* [Activity] Would you reproduce, without any alteration, the lines from the opening line of the entries through the line that has "PAW, scalar-relativistic |" in it?

* [Extracted data]
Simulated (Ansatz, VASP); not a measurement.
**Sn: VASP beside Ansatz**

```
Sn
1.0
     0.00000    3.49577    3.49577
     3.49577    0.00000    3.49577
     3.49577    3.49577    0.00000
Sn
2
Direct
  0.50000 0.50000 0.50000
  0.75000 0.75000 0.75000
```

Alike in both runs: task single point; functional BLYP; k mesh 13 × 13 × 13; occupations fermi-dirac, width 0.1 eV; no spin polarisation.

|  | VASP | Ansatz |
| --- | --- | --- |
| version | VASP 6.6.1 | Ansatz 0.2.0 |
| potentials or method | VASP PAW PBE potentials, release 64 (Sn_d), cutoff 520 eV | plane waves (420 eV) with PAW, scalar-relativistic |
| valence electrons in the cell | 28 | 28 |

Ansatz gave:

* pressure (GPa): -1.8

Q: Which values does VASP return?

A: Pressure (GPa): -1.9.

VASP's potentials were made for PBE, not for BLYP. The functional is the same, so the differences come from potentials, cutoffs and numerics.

* [Your response]
Simulated (Ansatz, VASP); not a measurement.
**Sn: VASP beside Ansatz**

```
Sn
1.0
     0.00000    3.49577    3.49577
     3.49577    0.00000    3.49577
     3.49577    3.49577    0.00000
Sn
2
Direct
  0.50000 0.50000 0.50000
  0.75000 0.75000 0.75000
```

Alike in both runs: task single point; functional BLYP; k mesh 13 × 13 × 13; occupations fermi-dirac, width 0.1 eV; no spin polarisation.

|  | VASP | Ansatz |
| --- | --- | --- |
| version | VASP 6.6.1 | Ansatz 0.2.0 |
| potentials or method | VASP PAW PBE potentials, release 64 (Sn_d), cutoff 520 eV | plane waves (420 eV) with PAW, scalar-relativistic |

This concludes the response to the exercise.